**REQUIREMENT**
Copy the lines below verbatim. Begin with the first and end with the line containing "With an electron taken".

**RECORDED DATA**
..............................
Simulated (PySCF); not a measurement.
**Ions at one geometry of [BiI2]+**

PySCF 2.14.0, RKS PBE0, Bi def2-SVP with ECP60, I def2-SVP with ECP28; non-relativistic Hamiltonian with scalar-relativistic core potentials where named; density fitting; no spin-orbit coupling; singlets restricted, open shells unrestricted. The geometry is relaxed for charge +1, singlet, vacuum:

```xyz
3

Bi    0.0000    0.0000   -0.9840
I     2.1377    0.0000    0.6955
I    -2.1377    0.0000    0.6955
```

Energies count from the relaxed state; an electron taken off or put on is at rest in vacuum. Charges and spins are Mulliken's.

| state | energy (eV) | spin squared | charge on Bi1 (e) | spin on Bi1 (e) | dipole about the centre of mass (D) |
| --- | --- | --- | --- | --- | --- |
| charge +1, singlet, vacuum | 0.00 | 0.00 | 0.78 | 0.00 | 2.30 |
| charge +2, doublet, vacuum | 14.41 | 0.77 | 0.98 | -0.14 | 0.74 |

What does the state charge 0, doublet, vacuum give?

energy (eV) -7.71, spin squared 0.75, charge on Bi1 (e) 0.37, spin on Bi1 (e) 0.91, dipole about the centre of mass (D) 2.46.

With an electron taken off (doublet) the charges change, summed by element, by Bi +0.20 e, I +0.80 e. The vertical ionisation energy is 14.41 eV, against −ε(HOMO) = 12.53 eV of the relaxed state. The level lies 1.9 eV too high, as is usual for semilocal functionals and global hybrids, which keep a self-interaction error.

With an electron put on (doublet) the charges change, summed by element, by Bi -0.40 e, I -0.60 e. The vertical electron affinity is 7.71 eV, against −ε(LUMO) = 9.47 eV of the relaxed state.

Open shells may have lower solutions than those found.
..............................

**REPLY**
Simulated (PySCF); not a measurement.
**Ions at one geometry of [BiI2]+**

PySCF 2.14.0, RKS PBE0, Bi def2-SVP with ECP60, I def2-SVP with ECP28; non-relativistic Hamiltonian with scalar-relativistic core potentials where named; density fitting; no spin-orbit coupling; singlets restricted, open shells unrestricted. The geometry is relaxed for charge +1, singlet, vacuum:

```xyz
3

Bi    0.0000    0.0000   -0.9840
I     2.1377    0.0000    0.6955
I    -2.1377    0.0000    0.6955
```

Energies count from the relaxed state; an electron taken off or put on is at rest in vacuum. Charges and spins are Mulliken's.

| state | energy (eV) | spin squared | charge on Bi1 (e) | spin on Bi1 (e) | dipole about the centre of mass (D) |
| --- | --- | --- | --- | --- | --- |
| charge +1, singlet, vacuum | 0.00 | 0.00 | 0.78 | 0.00 | 2.30 |
| charge +2, doublet, vacuum | 14.41 | 0.77 | 0.98 | -0.14 | 0.74 |

What does the state charge 0, doublet, vacuum give?

energy (eV) -7.71, spin squared 0.75, charge on Bi1 (e) 0.37, spin on Bi1 (e) 0.91, dipole about the centre of mass (D) 2.46.

With an electron taken off (doublet) the charges change, summed by element, by Bi +0.20 e, I +0.80 e. The vertical ionisation energy is 14.41 eV, against −ε(HOMO) = 12.53 eV of the relaxed state. The level lies 1.9 eV too high, as is usual for semilocal functionals and global hybrids, which keep a self-interaction error.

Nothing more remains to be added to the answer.